ASSIGNMENT. Please output exactly the part of the records below that opens with the line containing "## A script" and closes with the line containing "The basis is", both lines included, and nothing else.

RAW DATA.
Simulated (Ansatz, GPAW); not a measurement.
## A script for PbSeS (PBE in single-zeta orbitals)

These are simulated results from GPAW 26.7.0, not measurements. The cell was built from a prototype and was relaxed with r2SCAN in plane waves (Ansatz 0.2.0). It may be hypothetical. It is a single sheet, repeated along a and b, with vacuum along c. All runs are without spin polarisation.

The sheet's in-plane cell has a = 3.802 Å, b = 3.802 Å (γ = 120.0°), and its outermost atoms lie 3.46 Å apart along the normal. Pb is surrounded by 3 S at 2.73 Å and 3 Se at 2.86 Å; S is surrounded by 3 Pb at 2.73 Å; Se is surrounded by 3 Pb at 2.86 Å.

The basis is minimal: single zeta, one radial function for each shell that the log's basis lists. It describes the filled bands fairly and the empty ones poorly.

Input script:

WRITTEN SOLUTION.
## A script for PbSeS (PBE in single-zeta orbitals)

These are simulated results from GPAW 26.7.0, not measurements. The cell was built from a prototype and was relaxed with r2SCAN in plane waves (Ansatz 0.2.0). It may be hypothetical. It is a single sheet, repeated along a and b, with vacuum along c. All runs are without spin polarisation.

The sheet's in-plane cell has a = 3.802 Å, b = 3.802 Å (γ = 120.0°), and its outermost atoms lie 3.46 Å apart along the normal. Pb is surrounded by 3 S at 2.73 Å and 3 Se at 2.86 Å; S is surrounded by 3 Pb at 2.73 Å; Se is surrounded by 3 Pb at 2.86 Å.

The basis is minimal: single zeta, one radial function for each shell that the log's basis lists. It describes the filled bands fairly and the empty ones poorly.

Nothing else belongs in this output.